— Work request —
Once you find the line with "island density N on a flat surface = 3.8748e-04" in the data that follows, repeat it and every line after it exactly, through the line with "ratio l_eff/l_n = 0.81622".

— Supplied records —
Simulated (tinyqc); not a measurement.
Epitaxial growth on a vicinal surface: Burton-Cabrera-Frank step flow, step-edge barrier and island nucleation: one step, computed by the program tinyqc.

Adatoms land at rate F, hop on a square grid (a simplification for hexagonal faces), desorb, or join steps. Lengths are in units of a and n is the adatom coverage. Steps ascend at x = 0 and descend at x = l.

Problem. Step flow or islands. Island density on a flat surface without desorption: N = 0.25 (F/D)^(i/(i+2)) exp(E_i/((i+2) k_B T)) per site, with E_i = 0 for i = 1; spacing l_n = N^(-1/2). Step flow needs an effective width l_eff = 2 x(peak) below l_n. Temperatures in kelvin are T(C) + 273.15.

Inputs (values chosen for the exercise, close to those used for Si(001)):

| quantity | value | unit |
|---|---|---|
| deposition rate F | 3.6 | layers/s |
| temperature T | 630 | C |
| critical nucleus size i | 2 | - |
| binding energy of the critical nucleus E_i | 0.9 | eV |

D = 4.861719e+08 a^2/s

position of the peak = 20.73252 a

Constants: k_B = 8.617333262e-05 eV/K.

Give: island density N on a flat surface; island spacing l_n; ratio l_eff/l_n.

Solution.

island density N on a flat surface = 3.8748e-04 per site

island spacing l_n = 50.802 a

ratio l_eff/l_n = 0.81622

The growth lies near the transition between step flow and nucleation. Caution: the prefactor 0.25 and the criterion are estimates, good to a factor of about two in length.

— Written answer —
island density N on a flat surface = 3.8748e-04 per site

island spacing l_n = 50.802 a

ratio l_eff/l_n = 0.81622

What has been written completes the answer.